Work item: Beginning with the line that holds "The run is started by" in the data below, give again every line through the one that holds "How long does it take, and how much memory?", exactly as written.

Supplied entries:
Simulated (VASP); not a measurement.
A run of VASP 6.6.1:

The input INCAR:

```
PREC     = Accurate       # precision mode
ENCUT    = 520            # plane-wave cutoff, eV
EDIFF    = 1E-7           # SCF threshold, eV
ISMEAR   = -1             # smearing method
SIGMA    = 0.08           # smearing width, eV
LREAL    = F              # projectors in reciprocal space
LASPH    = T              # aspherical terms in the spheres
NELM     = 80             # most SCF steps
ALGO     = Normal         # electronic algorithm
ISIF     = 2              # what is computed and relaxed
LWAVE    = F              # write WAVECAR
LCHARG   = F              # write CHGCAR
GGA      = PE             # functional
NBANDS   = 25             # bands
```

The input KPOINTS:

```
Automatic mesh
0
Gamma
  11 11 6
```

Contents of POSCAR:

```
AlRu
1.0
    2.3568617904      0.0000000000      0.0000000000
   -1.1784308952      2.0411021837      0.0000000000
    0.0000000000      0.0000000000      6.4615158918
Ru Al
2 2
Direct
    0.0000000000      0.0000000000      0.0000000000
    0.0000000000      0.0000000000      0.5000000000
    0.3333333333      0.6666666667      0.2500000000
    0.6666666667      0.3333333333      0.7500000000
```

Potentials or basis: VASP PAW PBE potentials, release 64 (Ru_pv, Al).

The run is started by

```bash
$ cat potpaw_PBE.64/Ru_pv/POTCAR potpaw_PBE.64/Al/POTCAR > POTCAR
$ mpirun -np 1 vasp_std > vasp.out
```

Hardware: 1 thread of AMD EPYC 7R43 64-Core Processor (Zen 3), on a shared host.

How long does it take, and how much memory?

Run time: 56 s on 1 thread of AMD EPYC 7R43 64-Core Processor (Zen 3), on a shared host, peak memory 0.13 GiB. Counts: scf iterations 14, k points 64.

Solution:
The run is started by

```bash
$ cat potpaw_PBE.64/Ru_pv/POTCAR potpaw_PBE.64/Al/POTCAR > POTCAR
$ mpirun -np 1 vasp_std > vasp.out
```

Hardware: 1 thread of AMD EPYC 7R43 64-Core Processor (Zen 3), on a shared host.

How long does it take, and how much memory?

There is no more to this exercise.